__WORK TASK__. From the data below, set down exactly the lines between the one holding "Four-centre ligand exchange: SiHCl₃" and the one holding "Gas-phase electronic energies, without", inclusive, and no others.

[Opening EXTRACTED DATA section]

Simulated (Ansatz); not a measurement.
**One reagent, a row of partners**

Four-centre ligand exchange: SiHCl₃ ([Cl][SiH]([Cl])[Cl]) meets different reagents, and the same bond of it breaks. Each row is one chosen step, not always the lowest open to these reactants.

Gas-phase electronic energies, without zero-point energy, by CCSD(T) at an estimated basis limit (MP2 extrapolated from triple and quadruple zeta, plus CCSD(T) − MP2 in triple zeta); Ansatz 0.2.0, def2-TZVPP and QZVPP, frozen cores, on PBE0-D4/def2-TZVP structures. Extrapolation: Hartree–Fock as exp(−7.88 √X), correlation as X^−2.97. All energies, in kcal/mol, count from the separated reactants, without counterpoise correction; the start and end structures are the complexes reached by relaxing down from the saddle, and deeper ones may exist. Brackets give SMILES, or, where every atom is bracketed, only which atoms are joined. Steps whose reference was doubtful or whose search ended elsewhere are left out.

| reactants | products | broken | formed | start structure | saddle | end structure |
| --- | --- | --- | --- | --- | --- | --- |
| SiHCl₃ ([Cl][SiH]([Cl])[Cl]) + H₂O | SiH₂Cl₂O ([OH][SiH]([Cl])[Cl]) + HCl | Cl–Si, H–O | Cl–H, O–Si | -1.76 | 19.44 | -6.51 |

[Closing EXTRACTED DATA section]

__WRITTEN REPLY__.
Four-centre ligand exchange: SiHCl₃ ([Cl][SiH]([Cl])[Cl]) meets different reagents, and the same bond of it breaks. Each row is one chosen step, not always the lowest open to these reactants.

Gas-phase electronic energies, without zero-point energy, by CCSD(T) at an estimated basis limit (MP2 extrapolated from triple and quadruple zeta, plus CCSD(T) − MP2 in triple zeta); Ansatz 0.2.0, def2-TZVPP and QZVPP, frozen cores, on PBE0-D4/def2-TZVP structures. Extrapolation: Hartree–Fock as exp(−7.88 √X), correlation as X^−2.97. All energies, in kcal/mol, count from the separated reactants, without counterpoise correction; the start and end structures are the complexes reached by relaxing down from the saddle, and deeper ones may exist. Brackets give SMILES, or, where every atom is bracketed, only which atoms are joined. Steps whose reference was doubtful or whose search ended elsewhere are left out.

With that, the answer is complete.